Work order: Repeat, please, only the lines from the top of the data down to the line with "Aim: the single point of RbBr with PBE0."; include both of those lines.

-- Records shown follows --

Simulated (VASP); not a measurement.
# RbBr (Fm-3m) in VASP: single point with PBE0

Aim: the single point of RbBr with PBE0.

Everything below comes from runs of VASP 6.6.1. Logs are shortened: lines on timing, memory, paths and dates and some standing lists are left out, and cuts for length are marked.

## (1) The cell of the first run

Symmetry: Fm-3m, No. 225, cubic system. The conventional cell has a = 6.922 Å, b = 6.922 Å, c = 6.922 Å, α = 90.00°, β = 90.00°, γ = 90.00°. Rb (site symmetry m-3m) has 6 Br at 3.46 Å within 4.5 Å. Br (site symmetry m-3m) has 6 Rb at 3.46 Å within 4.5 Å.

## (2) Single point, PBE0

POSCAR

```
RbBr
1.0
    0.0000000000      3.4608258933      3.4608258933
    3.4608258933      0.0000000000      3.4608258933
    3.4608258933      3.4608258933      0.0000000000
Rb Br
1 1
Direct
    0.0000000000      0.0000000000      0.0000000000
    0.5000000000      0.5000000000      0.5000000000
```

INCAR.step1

-- Records shown concluded --

Exercise answer:
Simulated (VASP); not a measurement.
# RbBr (Fm-3m) in VASP: single point with PBE0

Aim: the single point of RbBr with PBE0.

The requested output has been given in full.